== Information supplied
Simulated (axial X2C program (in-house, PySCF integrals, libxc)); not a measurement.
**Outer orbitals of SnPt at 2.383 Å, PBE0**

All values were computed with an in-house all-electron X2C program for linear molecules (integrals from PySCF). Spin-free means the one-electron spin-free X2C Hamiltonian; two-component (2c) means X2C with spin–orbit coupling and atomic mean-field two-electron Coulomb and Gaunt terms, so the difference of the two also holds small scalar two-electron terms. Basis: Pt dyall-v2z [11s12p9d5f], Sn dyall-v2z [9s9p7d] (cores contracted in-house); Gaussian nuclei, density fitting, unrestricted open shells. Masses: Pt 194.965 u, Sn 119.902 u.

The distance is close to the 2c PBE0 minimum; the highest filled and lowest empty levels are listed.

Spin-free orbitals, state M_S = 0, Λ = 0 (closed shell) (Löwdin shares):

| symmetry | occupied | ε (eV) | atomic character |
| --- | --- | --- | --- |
====

- _Assigned task_:
The response should consist of all the entries, set down exactly.

- _Expected answer_:
Simulated (axial X2C program (in-house, PySCF integrals, libxc)); not a measurement.
**Outer orbitals of SnPt at 2.383 Å, PBE0**

All values were computed with an in-house all-electron X2C program for linear molecules (integrals from PySCF). Spin-free means the one-electron spin-free X2C Hamiltonian; two-component (2c) means X2C with spin–orbit coupling and atomic mean-field two-electron Coulomb and Gaunt terms, so the difference of the two also holds small scalar two-electron terms. Basis: Pt dyall-v2z [11s12p9d5f], Sn dyall-v2z [9s9p7d] (cores contracted in-house); Gaussian nuclei, density fitting, unrestricted open shells. Masses: Pt 194.965 u, Sn 119.902 u.

The distance is close to the 2c PBE0 minimum; the highest filled and lowest empty levels are listed.

Spin-free orbitals, state M_S = 0, Λ = 0 (closed shell) (Löwdin shares):

| symmetry | occupied | ε (eV) | atomic character |
| --- | --- | --- | --- |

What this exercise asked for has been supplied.